REQUIRED ACTION ▸ In this exercise, every entry below is to be reproduced word for word.

PROVIDED RECORDS ▸
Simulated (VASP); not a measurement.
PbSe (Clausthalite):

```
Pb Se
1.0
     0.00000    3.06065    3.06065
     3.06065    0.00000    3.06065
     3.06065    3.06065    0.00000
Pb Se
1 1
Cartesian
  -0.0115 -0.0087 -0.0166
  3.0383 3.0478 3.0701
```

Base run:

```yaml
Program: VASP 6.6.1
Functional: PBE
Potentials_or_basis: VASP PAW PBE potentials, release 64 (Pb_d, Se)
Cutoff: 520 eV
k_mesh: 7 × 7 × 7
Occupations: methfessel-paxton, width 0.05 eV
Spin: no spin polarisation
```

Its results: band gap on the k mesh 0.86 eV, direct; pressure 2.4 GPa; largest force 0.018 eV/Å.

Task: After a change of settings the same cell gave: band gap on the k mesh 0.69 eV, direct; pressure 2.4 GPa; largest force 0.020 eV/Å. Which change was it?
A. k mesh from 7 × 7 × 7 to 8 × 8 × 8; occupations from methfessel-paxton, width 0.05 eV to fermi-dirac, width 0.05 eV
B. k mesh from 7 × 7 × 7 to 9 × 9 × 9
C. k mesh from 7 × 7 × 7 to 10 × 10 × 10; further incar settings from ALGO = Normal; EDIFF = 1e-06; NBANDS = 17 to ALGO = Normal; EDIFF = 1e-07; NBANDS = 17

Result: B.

EXERCISE SOLUTION ▸
Simulated (VASP); not a measurement.
PbSe (Clausthalite):

```
Pb Se
1.0
     0.00000    3.06065    3.06065
     3.06065    0.00000    3.06065
     3.06065    3.06065    0.00000
Pb Se
1 1
Cartesian
  -0.0115 -0.0087 -0.0166
  3.0383 3.0478 3.0701
```

Base run:

```yaml
Program: VASP 6.6.1
Functional: PBE
Potentials_or_basis: VASP PAW PBE potentials, release 64 (Pb_d, Se)
Cutoff: 520 eV
k_mesh: 7 × 7 × 7
Occupations: methfessel-paxton, width 0.05 eV
Spin: no spin polarisation
```

Its results: band gap on the k mesh 0.86 eV, direct; pressure 2.4 GPa; largest force 0.018 eV/Å.

Task: After a change of settings the same cell gave: band gap on the k mesh 0.69 eV, direct; pressure 2.4 GPa; largest force 0.020 eV/Å. Which change was it?
A. k mesh from 7 × 7 × 7 to 8 × 8 × 8; occupations from methfessel-paxton, width 0.05 eV to fermi-dirac, width 0.05 eV
B. k mesh from 7 × 7 × 7 to 9 × 9 × 9
C. k mesh from 7 × 7 × 7 to 10 × 10 × 10; further incar settings from ALGO = Normal; EDIFF = 1e-06; NBANDS = 17 to ALGO = Normal; EDIFF = 1e-07; NBANDS = 17

Result: B.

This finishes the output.